:: Brief ::
Every line below should be copied out exactly.

....................

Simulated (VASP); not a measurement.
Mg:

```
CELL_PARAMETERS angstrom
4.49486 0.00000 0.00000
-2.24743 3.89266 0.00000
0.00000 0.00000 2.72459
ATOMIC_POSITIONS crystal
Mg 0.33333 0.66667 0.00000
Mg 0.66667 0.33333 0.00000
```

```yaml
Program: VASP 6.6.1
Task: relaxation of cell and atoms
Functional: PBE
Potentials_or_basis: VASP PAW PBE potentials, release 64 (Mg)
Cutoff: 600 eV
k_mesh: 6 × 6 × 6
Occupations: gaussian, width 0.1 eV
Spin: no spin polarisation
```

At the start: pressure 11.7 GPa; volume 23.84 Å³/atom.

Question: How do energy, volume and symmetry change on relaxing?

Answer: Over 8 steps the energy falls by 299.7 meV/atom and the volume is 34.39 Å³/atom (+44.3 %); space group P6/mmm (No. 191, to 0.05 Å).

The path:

....................

:: Written reply ::
Simulated (VASP); not a measurement.
Mg:

```
CELL_PARAMETERS angstrom
4.49486 0.00000 0.00000
-2.24743 3.89266 0.00000
0.00000 0.00000 2.72459
ATOMIC_POSITIONS crystal
Mg 0.33333 0.66667 0.00000
Mg 0.66667 0.33333 0.00000
```

```yaml
Program: VASP 6.6.1
Task: relaxation of cell and atoms
Functional: PBE
Potentials_or_basis: VASP PAW PBE potentials, release 64 (Mg)
Cutoff: 600 eV
k_mesh: 6 × 6 × 6
Occupations: gaussian, width 0.1 eV
Spin: no spin polarisation
```

At the start: pressure 11.7 GPa; volume 23.84 Å³/atom.

Question: How do energy, volume and symmetry change on relaxing?

Answer: Over 8 steps the energy falls by 299.7 meV/atom and the volume is 34.39 Å³/atom (+44.3 %); space group P6/mmm (No. 191, to 0.05 Å).

The path:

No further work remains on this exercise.